*WORK ITEM:* Write out the following listing's lines from the one with "Note: the run" to the one with "Static lattice: no", exactly, with both included and no others.

*DATA PROVIDED:*
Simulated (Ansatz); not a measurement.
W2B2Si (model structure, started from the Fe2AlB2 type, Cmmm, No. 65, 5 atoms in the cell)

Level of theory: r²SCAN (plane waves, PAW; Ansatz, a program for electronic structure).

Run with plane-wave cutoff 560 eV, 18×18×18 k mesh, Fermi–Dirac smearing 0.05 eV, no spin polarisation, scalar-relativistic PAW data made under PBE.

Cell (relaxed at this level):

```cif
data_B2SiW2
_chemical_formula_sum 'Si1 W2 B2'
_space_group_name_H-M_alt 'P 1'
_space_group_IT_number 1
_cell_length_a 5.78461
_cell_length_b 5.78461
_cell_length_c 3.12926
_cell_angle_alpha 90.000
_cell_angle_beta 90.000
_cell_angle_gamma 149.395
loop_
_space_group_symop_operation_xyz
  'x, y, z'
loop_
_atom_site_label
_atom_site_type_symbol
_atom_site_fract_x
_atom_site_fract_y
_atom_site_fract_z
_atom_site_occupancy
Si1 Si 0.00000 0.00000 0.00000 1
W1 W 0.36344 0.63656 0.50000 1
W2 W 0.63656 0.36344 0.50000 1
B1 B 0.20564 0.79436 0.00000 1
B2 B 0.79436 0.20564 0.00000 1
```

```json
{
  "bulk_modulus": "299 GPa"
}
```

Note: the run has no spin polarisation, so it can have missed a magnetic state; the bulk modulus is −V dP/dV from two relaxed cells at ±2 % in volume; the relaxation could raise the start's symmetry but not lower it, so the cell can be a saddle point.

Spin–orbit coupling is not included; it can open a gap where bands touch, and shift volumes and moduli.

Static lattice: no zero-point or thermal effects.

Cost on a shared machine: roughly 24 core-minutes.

*RESPONSE:*
Note: the run has no spin polarisation, so it can have missed a magnetic state; the bulk modulus is −V dP/dV from two relaxed cells at ±2 % in volume; the relaxation could raise the start's symmetry but not lower it, so the cell can be a saddle point.

Spin–orbit coupling is not included; it can open a gap where bands touch, and shift volumes and moduli.

Static lattice: no zero-point or thermal effects.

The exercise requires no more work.